Activity ->
Record by record, give the entire listing again exactly.

Raw data ->
- Opening Delimiter -

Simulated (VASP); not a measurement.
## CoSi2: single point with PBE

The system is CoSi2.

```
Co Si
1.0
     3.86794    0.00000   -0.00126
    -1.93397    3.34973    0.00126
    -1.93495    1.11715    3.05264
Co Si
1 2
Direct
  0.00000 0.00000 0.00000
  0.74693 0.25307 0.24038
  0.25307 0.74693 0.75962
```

- Closing Delimiter -

Task answer ->
Simulated (VASP); not a measurement.
## CoSi2: single point with PBE

The system is CoSi2.

```
Co Si
1.0
     3.86794    0.00000   -0.00126
    -1.93397    3.34973    0.00126
    -1.93495    1.11715    3.05264
Co Si
1 2
Direct
  0.00000 0.00000 0.00000
  0.74693 0.25307 0.24038
  0.25307 0.74693 0.75962
```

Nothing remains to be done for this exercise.